■ **Work instruction**: Word for word, give the entries back.

■ **Provided records**:

• • •

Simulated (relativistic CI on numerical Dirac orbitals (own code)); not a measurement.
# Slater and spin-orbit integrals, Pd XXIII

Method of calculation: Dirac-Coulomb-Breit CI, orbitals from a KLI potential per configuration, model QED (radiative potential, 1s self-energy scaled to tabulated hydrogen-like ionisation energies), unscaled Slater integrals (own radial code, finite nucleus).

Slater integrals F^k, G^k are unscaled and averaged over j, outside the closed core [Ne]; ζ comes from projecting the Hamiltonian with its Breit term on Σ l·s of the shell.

• • •

■ **Answer box**:
Simulated (relativistic CI on numerical Dirac orbitals (own code)); not a measurement.
# Slater and spin-orbit integrals, Pd XXIII

Method of calculation: Dirac-Coulomb-Breit CI, orbitals from a KLI potential per configuration, model QED (radiative potential, 1s self-energy scaled to tabulated hydrogen-like ionisation energies), unscaled Slater integrals (own radial code, finite nucleus).

Slater integrals F^k, G^k are unscaled and averaged over j, outside the closed core [Ne]; ζ comes from projecting the Hamiltonian with its Breit term on Σ l·s of the shell.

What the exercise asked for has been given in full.